**Assigned task**
Without changing anything, transcribe all of the entries.

(Dataset records)
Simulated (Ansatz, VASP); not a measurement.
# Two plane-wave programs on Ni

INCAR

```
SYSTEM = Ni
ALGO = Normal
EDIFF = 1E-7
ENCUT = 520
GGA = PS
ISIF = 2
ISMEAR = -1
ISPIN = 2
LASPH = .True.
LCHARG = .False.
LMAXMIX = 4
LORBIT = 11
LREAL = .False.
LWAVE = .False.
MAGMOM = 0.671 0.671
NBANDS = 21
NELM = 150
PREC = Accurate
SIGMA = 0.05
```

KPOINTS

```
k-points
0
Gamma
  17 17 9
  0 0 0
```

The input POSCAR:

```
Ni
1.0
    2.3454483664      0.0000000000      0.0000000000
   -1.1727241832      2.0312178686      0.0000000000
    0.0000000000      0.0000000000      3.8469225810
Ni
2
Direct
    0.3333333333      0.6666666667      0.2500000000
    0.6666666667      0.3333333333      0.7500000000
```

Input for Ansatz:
(End Dataset records)

**Exercise solution**
Simulated (Ansatz, VASP); not a measurement.
# Two plane-wave programs on Ni

INCAR

```
SYSTEM = Ni
ALGO = Normal
EDIFF = 1E-7
ENCUT = 520
GGA = PS
ISIF = 2
ISMEAR = -1
ISPIN = 2
LASPH = .True.
LCHARG = .False.
LMAXMIX = 4
LORBIT = 11
LREAL = .False.
LWAVE = .False.
MAGMOM = 0.671 0.671
NBANDS = 21
NELM = 150
PREC = Accurate
SIGMA = 0.05
```

KPOINTS

```
k-points
0
Gamma
  17 17 9
  0 0 0
```

The input POSCAR:

```
Ni
1.0
    2.3454483664      0.0000000000      0.0000000000
   -1.1727241832      2.0312178686      0.0000000000
    0.0000000000      0.0000000000      3.8469225810
Ni
2
Direct
    0.3333333333      0.6666666667      0.2500000000
    0.6666666667      0.3333333333      0.7500000000
```

Input for Ansatz:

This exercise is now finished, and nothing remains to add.